§ **Assigned task**
When you reach the line containing "The structure is", stop after it; until then, copy each line of the listing exactly, starting with the first.

§ **Information provided**
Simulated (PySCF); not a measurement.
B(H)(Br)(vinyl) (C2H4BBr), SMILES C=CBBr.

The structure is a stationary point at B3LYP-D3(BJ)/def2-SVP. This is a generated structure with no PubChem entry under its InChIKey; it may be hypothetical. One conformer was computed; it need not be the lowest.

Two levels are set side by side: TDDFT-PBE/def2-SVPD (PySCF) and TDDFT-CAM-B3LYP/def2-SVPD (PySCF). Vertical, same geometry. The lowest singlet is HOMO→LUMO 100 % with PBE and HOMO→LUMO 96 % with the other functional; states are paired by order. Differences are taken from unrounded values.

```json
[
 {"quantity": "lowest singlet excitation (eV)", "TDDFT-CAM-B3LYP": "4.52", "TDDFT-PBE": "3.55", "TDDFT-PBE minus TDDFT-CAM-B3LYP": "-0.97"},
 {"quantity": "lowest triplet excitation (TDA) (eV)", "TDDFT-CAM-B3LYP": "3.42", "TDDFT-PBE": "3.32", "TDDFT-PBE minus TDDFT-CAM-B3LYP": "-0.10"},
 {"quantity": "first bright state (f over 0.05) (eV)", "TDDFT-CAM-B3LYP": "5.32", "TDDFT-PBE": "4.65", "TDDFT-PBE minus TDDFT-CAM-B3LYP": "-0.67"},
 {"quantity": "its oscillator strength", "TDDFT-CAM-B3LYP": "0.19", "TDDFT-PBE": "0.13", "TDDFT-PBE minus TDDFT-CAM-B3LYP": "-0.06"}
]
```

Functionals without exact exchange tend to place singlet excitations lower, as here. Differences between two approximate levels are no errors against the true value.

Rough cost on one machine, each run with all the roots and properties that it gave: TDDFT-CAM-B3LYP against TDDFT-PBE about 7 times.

§ **Written answer**
Simulated (PySCF); not a measurement.
B(H)(Br)(vinyl) (C2H4BBr), SMILES C=CBBr.

The structure is a stationary point at B3LYP-D3(BJ)/def2-SVP. This is a generated structure with no PubChem entry under its InChIKey; it may be hypothetical. One conformer was computed; it need not be the lowest.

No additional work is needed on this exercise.